### [Required action]
In the records below, begin at the line that has "Its results: band" and stop after the line that has "Solution. Band gap"; quote those lines verbatim and nothing more.

** Opening Extracted data block **

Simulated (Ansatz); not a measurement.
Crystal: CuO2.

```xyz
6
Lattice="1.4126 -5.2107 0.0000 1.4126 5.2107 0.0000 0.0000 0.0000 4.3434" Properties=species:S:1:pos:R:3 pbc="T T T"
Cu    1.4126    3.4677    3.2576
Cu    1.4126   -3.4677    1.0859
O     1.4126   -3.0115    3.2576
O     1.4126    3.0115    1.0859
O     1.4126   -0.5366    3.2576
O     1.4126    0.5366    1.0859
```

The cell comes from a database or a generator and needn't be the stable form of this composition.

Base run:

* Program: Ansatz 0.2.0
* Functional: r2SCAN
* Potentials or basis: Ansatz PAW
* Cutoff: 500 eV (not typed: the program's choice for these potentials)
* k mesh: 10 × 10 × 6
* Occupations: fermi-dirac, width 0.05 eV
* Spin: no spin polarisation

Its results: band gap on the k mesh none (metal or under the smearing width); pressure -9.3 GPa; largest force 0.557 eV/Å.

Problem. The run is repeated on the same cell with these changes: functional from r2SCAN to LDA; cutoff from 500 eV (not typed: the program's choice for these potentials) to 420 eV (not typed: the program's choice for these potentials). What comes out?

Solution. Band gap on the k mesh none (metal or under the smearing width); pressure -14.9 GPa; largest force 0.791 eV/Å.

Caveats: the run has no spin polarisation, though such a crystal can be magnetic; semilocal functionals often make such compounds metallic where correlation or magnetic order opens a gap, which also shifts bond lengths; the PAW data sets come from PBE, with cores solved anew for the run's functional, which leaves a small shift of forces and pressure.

** Closing Extracted data block **

### [Result]
Its results: band gap on the k mesh none (metal or under the smearing width); pressure -9.3 GPa; largest force 0.557 eV/Å.

Problem. The run is repeated on the same cell with these changes: functional from r2SCAN to LDA; cutoff from 500 eV (not typed: the program's choice for these potentials) to 420 eV (not typed: the program's choice for these potentials). What comes out?

Solution. Band gap on the k mesh none (metal or under the smearing width); pressure -14.9 GPa; largest force 0.791 eV/Å.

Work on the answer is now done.